- _Activity_: The lines from the top of the data down to the line with "Plane-wave DFT in" should be repeated exactly, both ends included.

- _Provided data_:
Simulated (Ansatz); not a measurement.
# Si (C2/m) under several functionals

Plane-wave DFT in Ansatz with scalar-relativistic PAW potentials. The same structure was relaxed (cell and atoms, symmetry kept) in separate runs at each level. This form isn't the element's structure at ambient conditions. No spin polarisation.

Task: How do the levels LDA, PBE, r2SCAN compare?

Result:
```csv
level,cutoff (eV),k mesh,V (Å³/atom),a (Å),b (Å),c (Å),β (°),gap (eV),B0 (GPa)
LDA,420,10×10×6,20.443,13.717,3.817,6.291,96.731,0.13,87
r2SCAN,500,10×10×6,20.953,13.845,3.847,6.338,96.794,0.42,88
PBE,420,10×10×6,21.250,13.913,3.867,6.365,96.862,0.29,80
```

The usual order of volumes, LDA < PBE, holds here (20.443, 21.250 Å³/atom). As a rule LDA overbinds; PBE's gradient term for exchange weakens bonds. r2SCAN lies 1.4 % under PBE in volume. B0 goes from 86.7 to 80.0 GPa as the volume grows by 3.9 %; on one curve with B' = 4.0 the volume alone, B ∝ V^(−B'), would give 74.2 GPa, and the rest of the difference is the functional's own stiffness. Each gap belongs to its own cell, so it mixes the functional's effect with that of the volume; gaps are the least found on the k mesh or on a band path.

- _Written solution_:
Simulated (Ansatz); not a measurement.
# Si (C2/m) under several functionals

Plane-wave DFT in Ansatz with scalar-relativistic PAW potentials. The same structure was relaxed (cell and atoms, symmetry kept) in separate runs at each level. This form isn't the element's structure at ambient conditions. No spin polarisation.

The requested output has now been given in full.